== WORK ITEM ==
The entries should be given again so that each one matches the original exactly.

== PROVIDED INFORMATION ==
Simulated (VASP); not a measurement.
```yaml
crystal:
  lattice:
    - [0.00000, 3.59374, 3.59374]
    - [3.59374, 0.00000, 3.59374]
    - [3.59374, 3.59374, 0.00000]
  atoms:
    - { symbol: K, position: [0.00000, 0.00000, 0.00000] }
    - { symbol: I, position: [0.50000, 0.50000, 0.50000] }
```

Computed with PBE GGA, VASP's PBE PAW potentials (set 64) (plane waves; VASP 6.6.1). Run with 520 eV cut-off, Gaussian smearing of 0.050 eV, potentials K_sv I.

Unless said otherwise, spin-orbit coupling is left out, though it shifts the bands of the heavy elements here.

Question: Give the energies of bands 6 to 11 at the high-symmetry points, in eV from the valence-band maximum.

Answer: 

== WRITTEN REPLY ==
Simulated (VASP); not a measurement.
```yaml
crystal:
  lattice:
    - [0.00000, 3.59374, 3.59374]
    - [3.59374, 0.00000, 3.59374]
    - [3.59374, 3.59374, 0.00000]
  atoms:
    - { symbol: K, position: [0.00000, 0.00000, 0.00000] }
    - { symbol: I, position: [0.50000, 0.50000, 0.50000] }
```

Computed with PBE GGA, VASP's PBE PAW potentials (set 64) (plane waves; VASP 6.6.1). Run with 520 eV cut-off, Gaussian smearing of 0.050 eV, potentials K_sv I.

Unless said otherwise, spin-orbit coupling is left out, though it shifts the bands of the heavy elements here.

Question: Give the energies of bands 6 to 11 at the high-symmetry points, in eV from the valence-band maximum.

Answer: 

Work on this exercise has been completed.